_Assigned task_: Output all of the material once more, so that every line matches the original exactly.

══════

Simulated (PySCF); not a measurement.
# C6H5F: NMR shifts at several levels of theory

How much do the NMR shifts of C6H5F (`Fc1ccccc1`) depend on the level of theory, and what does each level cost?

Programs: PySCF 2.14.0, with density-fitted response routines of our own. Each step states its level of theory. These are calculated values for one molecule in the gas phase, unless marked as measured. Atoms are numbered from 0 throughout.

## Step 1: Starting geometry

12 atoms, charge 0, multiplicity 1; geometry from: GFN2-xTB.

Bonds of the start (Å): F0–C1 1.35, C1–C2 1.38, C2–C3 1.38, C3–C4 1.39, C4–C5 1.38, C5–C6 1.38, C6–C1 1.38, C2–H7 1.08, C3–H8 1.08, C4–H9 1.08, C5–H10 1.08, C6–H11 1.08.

══════

_Expected answer_:
Simulated (PySCF); not a measurement.
# C6H5F: NMR shifts at several levels of theory

How much do the NMR shifts of C6H5F (`Fc1ccccc1`) depend on the level of theory, and what does each level cost?

Programs: PySCF 2.14.0, with density-fitted response routines of our own. Each step states its level of theory. These are calculated values for one molecule in the gas phase, unless marked as measured. Atoms are numbered from 0 throughout.

## Step 1: Starting geometry

12 atoms, charge 0, multiplicity 1; geometry from: GFN2-xTB.

Bonds of the start (Å): F0–C1 1.35, C1–C2 1.38, C2–C3 1.38, C3–C4 1.39, C4–C5 1.38, C5–C6 1.38, C6–C1 1.38, C2–H7 1.08, C3–H8 1.08, C4–H9 1.08, C5–H10 1.08, C6–H11 1.08.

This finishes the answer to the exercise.